───── Listed entries

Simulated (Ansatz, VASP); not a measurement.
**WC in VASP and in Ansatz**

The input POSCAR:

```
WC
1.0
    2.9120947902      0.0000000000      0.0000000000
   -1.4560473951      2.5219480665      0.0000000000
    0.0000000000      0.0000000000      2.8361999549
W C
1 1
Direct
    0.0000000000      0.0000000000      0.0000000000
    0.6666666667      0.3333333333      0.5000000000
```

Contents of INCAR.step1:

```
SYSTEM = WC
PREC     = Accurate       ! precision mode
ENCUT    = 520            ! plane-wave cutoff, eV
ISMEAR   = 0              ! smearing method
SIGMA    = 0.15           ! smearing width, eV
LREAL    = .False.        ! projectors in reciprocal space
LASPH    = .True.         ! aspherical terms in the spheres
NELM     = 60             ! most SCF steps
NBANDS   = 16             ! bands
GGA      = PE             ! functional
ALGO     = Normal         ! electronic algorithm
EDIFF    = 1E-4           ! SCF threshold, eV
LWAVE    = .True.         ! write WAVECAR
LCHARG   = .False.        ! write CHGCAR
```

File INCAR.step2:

──────────

» **Exercise**:
Set the entries above down once more, exactly as they stand.

» **Task output**:
Simulated (Ansatz, VASP); not a measurement.
**WC in VASP and in Ansatz**

The input POSCAR:

```
WC
1.0
    2.9120947902      0.0000000000      0.0000000000
   -1.4560473951      2.5219480665      0.0000000000
    0.0000000000      0.0000000000      2.8361999549
W C
1 1
Direct
    0.0000000000      0.0000000000      0.0000000000
    0.6666666667      0.3333333333      0.5000000000
```

Contents of INCAR.step1:

```
SYSTEM = WC
PREC     = Accurate       ! precision mode
ENCUT    = 520            ! plane-wave cutoff, eV
ISMEAR   = 0              ! smearing method
SIGMA    = 0.15           ! smearing width, eV
LREAL    = .False.        ! projectors in reciprocal space
LASPH    = .True.         ! aspherical terms in the spheres
NELM     = 60             ! most SCF steps
NBANDS   = 16             ! bands
GGA      = PE             ! functional
ALGO     = Normal         ! electronic algorithm
EDIFF    = 1E-4           ! SCF threshold, eV
LWAVE    = .True.         ! write WAVECAR
LCHARG   = .False.        ! write CHGCAR
```

File INCAR.step2:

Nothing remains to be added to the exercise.